Requirement
Print this span of the material below exactly: the line with "Basis sto-6g: exponents", the line with "3.2103 | 0.1739 |", and every line between them, but nothing else.

Provided data
• • • • • • •

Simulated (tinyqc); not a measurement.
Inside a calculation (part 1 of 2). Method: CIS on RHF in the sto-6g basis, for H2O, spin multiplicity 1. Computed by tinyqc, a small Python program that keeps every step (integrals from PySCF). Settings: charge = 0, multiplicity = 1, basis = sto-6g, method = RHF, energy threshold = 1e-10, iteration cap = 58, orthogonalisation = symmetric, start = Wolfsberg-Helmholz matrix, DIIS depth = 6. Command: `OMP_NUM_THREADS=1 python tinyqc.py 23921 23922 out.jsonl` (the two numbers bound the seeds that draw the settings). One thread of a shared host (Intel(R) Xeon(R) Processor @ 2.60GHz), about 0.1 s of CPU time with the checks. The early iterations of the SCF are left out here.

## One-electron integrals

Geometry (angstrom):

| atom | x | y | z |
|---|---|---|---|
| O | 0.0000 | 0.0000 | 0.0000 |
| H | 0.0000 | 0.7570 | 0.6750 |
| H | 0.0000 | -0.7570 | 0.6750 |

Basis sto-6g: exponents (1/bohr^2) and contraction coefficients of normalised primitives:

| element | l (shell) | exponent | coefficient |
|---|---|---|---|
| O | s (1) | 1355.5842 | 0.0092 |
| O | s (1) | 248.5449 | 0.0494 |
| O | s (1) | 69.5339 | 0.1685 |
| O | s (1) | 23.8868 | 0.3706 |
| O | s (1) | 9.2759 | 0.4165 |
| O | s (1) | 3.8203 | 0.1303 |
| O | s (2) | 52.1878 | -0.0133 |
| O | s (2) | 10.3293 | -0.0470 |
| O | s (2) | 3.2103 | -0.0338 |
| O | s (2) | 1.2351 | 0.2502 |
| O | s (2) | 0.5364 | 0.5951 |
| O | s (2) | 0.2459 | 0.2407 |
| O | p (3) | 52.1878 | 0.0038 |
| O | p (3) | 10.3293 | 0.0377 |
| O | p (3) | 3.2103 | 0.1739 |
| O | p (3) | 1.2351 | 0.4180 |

• • • • • • •

Task response
Basis sto-6g: exponents (1/bohr^2) and contraction coefficients of normalised primitives:

| element | l (shell) | exponent | coefficient |
|---|---|---|---|
| O | s (1) | 1355.5842 | 0.0092 |
| O | s (1) | 248.5449 | 0.0494 |
| O | s (1) | 69.5339 | 0.1685 |
| O | s (1) | 23.8868 | 0.3706 |
| O | s (1) | 9.2759 | 0.4165 |
| O | s (1) | 3.8203 | 0.1303 |
| O | s (2) | 52.1878 | -0.0133 |
| O | s (2) | 10.3293 | -0.0470 |
| O | s (2) | 3.2103 | -0.0338 |
| O | s (2) | 1.2351 | 0.2502 |
| O | s (2) | 0.5364 | 0.5951 |
| O | s (2) | 0.2459 | 0.2407 |
| O | p (3) | 52.1878 | 0.0038 |
| O | p (3) | 10.3293 | 0.0377 |
| O | p (3) | 3.2103 | 0.1739 |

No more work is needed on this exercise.